→ **Required action**
Please write out exactly, and only, the lines from the first in the material below to the line containing "-13.54 | 11.81 |", both included.

→ **Source information**
◇ ◇ ◇ ◇

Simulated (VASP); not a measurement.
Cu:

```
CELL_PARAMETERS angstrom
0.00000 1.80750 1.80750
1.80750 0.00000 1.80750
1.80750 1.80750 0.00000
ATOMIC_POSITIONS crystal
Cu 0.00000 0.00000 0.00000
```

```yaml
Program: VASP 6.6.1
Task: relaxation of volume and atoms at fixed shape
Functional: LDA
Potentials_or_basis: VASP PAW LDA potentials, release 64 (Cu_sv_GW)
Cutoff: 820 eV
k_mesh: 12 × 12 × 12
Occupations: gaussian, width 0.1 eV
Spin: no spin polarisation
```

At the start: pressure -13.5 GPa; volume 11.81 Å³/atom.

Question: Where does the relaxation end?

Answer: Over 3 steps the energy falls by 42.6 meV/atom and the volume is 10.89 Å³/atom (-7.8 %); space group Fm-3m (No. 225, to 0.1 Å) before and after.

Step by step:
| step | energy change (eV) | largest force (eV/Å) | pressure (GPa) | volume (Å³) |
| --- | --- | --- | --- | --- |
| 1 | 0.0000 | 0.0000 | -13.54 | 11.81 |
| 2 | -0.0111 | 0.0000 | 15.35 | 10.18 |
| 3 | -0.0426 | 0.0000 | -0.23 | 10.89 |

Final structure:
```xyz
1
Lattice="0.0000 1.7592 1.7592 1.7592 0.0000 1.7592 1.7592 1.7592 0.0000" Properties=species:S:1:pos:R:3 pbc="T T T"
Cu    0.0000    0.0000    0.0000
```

◇ ◇ ◇ ◇

→ **Task result**
Simulated (VASP); not a measurement.
Cu:

```
CELL_PARAMETERS angstrom
0.00000 1.80750 1.80750
1.80750 0.00000 1.80750
1.80750 1.80750 0.00000
ATOMIC_POSITIONS crystal
Cu 0.00000 0.00000 0.00000
```

```yaml
Program: VASP 6.6.1
Task: relaxation of volume and atoms at fixed shape
Functional: LDA
Potentials_or_basis: VASP PAW LDA potentials, release 64 (Cu_sv_GW)
Cutoff: 820 eV
k_mesh: 12 × 12 × 12
Occupations: gaussian, width 0.1 eV
Spin: no spin polarisation
```

At the start: pressure -13.5 GPa; volume 11.81 Å³/atom.

Question: Where does the relaxation end?

Answer: Over 3 steps the energy falls by 42.6 meV/atom and the volume is 10.89 Å³/atom (-7.8 %); space group Fm-3m (No. 225, to 0.1 Å) before and after.

Step by step:
| step | energy change (eV) | largest force (eV/Å) | pressure (GPa) | volume (Å³) |
| --- | --- | --- | --- | --- |
| 1 | 0.0000 | 0.0000 | -13.54 | 11.81 |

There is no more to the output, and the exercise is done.